WORK REQUEST → Could you set down exactly the lines of the data below, starting at the one that holds "by several methods**" and ending at the one that holds "An exercise on", both included, and only those?

EXTRACTED RECORDS →
#####

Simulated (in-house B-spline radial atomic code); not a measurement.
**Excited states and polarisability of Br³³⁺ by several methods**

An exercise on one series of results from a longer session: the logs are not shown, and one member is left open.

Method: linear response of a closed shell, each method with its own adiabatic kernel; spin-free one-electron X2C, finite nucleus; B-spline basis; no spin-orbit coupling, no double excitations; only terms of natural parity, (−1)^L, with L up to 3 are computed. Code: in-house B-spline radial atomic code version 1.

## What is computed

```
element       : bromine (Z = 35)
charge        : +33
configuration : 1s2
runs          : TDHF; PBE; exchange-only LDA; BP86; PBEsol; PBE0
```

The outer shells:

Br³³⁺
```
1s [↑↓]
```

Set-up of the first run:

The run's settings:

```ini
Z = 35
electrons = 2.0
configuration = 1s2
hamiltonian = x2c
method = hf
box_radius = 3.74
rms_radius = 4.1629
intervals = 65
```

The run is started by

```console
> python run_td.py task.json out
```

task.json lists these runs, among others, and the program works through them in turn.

#####

YOUR SOLUTION →
**Excited states and polarisability of Br³³⁺ by several methods**

An exercise on one series of results from a longer session: the logs are not shown, and one member is left open.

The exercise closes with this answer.